## WORK REQUEST
Given the material below, return only the lines starting at the line with "Before and after, at one scale." and ending at the line with "3.106 | -1.7 % |", exactly as they appear.

## LISTED ENTRIES
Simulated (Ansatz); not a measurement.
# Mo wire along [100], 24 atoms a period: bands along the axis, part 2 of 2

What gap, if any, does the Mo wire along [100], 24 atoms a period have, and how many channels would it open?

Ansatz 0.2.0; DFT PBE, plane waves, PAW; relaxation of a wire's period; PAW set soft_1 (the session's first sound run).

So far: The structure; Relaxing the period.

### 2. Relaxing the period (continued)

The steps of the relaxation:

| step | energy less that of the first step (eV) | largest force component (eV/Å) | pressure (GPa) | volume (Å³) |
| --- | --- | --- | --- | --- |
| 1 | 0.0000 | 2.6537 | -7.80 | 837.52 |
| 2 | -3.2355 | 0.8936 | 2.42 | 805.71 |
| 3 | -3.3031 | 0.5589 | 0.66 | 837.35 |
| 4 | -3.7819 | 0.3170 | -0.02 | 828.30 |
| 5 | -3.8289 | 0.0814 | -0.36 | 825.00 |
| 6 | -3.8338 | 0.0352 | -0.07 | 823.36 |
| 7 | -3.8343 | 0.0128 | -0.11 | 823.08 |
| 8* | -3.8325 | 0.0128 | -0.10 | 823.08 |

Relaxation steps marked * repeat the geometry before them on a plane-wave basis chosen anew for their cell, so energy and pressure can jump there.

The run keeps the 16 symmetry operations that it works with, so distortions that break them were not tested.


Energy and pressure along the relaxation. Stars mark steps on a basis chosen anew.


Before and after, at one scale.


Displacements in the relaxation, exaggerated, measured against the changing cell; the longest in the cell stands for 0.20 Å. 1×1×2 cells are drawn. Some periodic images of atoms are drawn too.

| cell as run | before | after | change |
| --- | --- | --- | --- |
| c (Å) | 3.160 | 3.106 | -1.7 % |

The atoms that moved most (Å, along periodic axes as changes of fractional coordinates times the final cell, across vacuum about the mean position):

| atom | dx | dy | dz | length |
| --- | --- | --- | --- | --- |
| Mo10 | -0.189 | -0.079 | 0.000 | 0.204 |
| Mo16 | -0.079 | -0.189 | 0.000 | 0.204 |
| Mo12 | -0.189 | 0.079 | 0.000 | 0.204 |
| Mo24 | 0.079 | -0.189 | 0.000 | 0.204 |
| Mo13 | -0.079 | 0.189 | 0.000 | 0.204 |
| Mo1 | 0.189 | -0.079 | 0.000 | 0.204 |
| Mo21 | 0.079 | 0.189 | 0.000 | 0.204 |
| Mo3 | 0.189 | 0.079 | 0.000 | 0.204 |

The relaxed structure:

## EXERCISE SOLUTION
Before and after, at one scale.


Displacements in the relaxation, exaggerated, measured against the changing cell; the longest in the cell stands for 0.20 Å. 1×1×2 cells are drawn. Some periodic images of atoms are drawn too.

| cell as run | before | after | change |
| --- | --- | --- | --- |
| c (Å) | 3.160 | 3.106 | -1.7 % |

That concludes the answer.